▸ Recorded information
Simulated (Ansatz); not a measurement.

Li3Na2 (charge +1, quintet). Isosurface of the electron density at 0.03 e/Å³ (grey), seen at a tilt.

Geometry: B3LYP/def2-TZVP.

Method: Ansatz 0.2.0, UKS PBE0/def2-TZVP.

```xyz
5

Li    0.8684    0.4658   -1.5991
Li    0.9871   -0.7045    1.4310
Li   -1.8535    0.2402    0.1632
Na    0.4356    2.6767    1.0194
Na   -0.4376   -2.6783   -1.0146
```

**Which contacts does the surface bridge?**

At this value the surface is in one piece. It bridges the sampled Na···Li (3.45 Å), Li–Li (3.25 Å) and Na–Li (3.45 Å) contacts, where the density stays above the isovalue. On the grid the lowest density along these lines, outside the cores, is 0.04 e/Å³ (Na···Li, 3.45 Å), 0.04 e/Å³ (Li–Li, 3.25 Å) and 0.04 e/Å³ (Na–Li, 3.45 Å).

▸ Exercise
Quote in full each line from the top of the records above through the line with "the surface bridge?**"; stop after that line.

▸ Your solution
Simulated (Ansatz); not a measurement.

Li3Na2 (charge +1, quintet). Isosurface of the electron density at 0.03 e/Å³ (grey), seen at a tilt.

Geometry: B3LYP/def2-TZVP.

Method: Ansatz 0.2.0, UKS PBE0/def2-TZVP.

```xyz
5

Li    0.8684    0.4658   -1.5991
Li    0.9871   -0.7045    1.4310
Li   -1.8535    0.2402    0.1632
Na    0.4356    2.6767    1.0194
Na   -0.4376   -2.6783   -1.0146
```

**Which contacts does the surface bridge?**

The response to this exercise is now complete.